§ Required action
Please repeat the records below exactly, from the first line through the line containing "10.0 | 192.4 |", and nothing more.

§ Dataset entries
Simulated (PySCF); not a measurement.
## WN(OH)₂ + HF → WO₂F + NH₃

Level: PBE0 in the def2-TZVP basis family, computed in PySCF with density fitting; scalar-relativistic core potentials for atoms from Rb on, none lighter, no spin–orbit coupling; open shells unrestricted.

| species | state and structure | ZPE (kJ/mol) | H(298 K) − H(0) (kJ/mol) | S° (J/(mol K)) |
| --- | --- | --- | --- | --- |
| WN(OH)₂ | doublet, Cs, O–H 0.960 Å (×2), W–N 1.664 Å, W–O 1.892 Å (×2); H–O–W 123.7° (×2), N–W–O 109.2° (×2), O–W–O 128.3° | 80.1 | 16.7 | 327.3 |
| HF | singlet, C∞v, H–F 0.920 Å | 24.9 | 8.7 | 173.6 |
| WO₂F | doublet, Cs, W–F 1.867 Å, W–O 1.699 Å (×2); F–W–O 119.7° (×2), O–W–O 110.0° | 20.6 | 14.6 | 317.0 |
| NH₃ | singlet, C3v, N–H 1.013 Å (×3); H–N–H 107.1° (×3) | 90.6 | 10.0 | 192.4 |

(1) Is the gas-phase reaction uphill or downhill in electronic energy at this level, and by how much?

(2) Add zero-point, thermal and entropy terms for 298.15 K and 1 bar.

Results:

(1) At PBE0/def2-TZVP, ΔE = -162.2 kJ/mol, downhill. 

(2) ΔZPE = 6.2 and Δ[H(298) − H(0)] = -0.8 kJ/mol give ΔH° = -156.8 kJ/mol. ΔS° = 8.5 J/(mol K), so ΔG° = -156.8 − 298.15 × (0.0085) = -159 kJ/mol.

§ Answer box
Simulated (PySCF); not a measurement.
## WN(OH)₂ + HF → WO₂F + NH₃

Level: PBE0 in the def2-TZVP basis family, computed in PySCF with density fitting; scalar-relativistic core potentials for atoms from Rb on, none lighter, no spin–orbit coupling; open shells unrestricted.

| species | state and structure | ZPE (kJ/mol) | H(298 K) − H(0) (kJ/mol) | S° (J/(mol K)) |
| --- | --- | --- | --- | --- |
| WN(OH)₂ | doublet, Cs, O–H 0.960 Å (×2), W–N 1.664 Å, W–O 1.892 Å (×2); H–O–W 123.7° (×2), N–W–O 109.2° (×2), O–W–O 128.3° | 80.1 | 16.7 | 327.3 |
| HF | singlet, C∞v, H–F 0.920 Å | 24.9 | 8.7 | 173.6 |
| WO₂F | doublet, Cs, W–F 1.867 Å, W–O 1.699 Å (×2); F–W–O 119.7° (×2), O–W–O 110.0° | 20.6 | 14.6 | 317.0 |
| NH₃ | singlet, C3v, N–H 1.013 Å (×3); H–N–H 107.1° (×3) | 90.6 | 10.0 | 192.4 |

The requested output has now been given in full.